WORK INSTRUCTION
Output all of the data below exactly as given.

· · · · ·

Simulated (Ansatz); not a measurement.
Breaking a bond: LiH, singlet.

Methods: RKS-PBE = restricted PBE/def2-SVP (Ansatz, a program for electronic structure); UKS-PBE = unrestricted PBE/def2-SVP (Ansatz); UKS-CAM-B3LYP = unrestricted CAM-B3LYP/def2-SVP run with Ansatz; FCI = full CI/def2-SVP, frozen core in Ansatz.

· · · · ·

EXPECTED ANSWER
Simulated (Ansatz); not a measurement.
Breaking a bond: LiH, singlet.

Methods: RKS-PBE = restricted PBE/def2-SVP (Ansatz, a program for electronic structure); UKS-PBE = unrestricted PBE/def2-SVP (Ansatz); UKS-CAM-B3LYP = unrestricted CAM-B3LYP/def2-SVP run with Ansatz; FCI = full CI/def2-SVP, frozen core in Ansatz.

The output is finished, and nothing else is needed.